» EXERCISE:
Restate, word for word, the lines from the opening line of the data through the line containing "A k mesh can", both included, and nothing else.

» DATA LISTING:
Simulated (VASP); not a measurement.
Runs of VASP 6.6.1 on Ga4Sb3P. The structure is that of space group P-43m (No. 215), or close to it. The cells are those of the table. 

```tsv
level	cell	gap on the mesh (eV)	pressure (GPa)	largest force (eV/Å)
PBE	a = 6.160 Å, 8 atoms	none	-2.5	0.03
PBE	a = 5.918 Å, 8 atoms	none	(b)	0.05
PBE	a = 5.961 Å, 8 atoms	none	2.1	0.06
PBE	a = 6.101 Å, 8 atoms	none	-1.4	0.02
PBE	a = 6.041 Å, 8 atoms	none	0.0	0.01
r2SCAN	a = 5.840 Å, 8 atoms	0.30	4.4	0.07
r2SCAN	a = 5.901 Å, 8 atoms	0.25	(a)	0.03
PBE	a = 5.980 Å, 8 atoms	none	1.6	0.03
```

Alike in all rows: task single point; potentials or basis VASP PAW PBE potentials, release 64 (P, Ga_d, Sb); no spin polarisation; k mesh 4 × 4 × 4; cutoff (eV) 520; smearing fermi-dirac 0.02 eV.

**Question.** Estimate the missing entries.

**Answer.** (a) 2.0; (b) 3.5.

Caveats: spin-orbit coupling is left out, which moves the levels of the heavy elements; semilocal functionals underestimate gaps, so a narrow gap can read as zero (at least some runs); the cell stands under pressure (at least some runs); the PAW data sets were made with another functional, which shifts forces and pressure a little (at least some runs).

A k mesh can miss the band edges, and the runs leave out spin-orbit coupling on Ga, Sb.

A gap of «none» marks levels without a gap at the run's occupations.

» TASK OUTPUT:
Simulated (VASP); not a measurement.
Runs of VASP 6.6.1 on Ga4Sb3P. The structure is that of space group P-43m (No. 215), or close to it. The cells are those of the table. 

```tsv
level	cell	gap on the mesh (eV)	pressure (GPa)	largest force (eV/Å)
PBE	a = 6.160 Å, 8 atoms	none	-2.5	0.03
PBE	a = 5.918 Å, 8 atoms	none	(b)	0.05
PBE	a = 5.961 Å, 8 atoms	none	2.1	0.06
PBE	a = 6.101 Å, 8 atoms	none	-1.4	0.02
PBE	a = 6.041 Å, 8 atoms	none	0.0	0.01
r2SCAN	a = 5.840 Å, 8 atoms	0.30	4.4	0.07
r2SCAN	a = 5.901 Å, 8 atoms	0.25	(a)	0.03
PBE	a = 5.980 Å, 8 atoms	none	1.6	0.03
```

Alike in all rows: task single point; potentials or basis VASP PAW PBE potentials, release 64 (P, Ga_d, Sb); no spin polarisation; k mesh 4 × 4 × 4; cutoff (eV) 520; smearing fermi-dirac 0.02 eV.

**Question.** Estimate the missing entries.

**Answer.** (a) 2.0; (b) 3.5.

Caveats: spin-orbit coupling is left out, which moves the levels of the heavy elements; semilocal functionals underestimate gaps, so a narrow gap can read as zero (at least some runs); the cell stands under pressure (at least some runs); the PAW data sets were made with another functional, which shifts forces and pressure a little (at least some runs).

A k mesh can miss the band edges, and the runs leave out spin-orbit coupling on Ga, Sb.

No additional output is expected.